Provided information:
((
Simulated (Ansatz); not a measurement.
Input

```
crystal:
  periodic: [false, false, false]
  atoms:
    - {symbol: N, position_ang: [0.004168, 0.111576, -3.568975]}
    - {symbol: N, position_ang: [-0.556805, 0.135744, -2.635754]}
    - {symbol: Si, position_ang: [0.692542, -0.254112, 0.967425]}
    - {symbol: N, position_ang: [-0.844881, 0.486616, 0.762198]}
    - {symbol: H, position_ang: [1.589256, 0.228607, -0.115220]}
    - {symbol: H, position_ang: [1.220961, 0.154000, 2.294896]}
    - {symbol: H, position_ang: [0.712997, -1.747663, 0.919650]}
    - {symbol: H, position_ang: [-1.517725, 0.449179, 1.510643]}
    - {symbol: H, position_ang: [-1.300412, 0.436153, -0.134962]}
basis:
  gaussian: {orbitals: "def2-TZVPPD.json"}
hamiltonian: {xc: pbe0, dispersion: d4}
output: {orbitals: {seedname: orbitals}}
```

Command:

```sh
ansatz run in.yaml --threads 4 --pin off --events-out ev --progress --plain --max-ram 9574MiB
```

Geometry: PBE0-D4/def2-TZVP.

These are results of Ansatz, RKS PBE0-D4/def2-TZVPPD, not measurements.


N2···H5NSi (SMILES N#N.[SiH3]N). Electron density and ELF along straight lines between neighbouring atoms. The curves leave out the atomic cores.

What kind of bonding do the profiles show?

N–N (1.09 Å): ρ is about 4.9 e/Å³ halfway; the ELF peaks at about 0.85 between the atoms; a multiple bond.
))

Start at the first line of the entries and stop at the line with "N2···H5NSi (SMILES N#N.[SiH3]N).". Retype each of those lines exactly, both ends included.

Simulated (Ansatz); not a measurement.
Input

```
crystal:
  periodic: [false, false, false]
  atoms:
    - {symbol: N, position_ang: [0.004168, 0.111576, -3.568975]}
    - {symbol: N, position_ang: [-0.556805, 0.135744, -2.635754]}
    - {symbol: Si, position_ang: [0.692542, -0.254112, 0.967425]}
    - {symbol: N, position_ang: [-0.844881, 0.486616, 0.762198]}
    - {symbol: H, position_ang: [1.589256, 0.228607, -0.115220]}
    - {symbol: H, position_ang: [1.220961, 0.154000, 2.294896]}
    - {symbol: H, position_ang: [0.712997, -1.747663, 0.919650]}
    - {symbol: H, position_ang: [-1.517725, 0.449179, 1.510643]}
    - {symbol: H, position_ang: [-1.300412, 0.436153, -0.134962]}
basis:
  gaussian: {orbitals: "def2-TZVPPD.json"}
hamiltonian: {xc: pbe0, dispersion: d4}
output: {orbitals: {seedname: orbitals}}
```

Command:

```sh
ansatz run in.yaml --threads 4 --pin off --events-out ev --progress --plain --max-ram 9574MiB
```

Geometry: PBE0-D4/def2-TZVP.

These are results of Ansatz, RKS PBE0-D4/def2-TZVPPD, not measurements.


N2···H5NSi (SMILES N#N.[SiH3]N). Electron density and ELF along straight lines between neighbouring atoms. The curves leave out the atomic cores.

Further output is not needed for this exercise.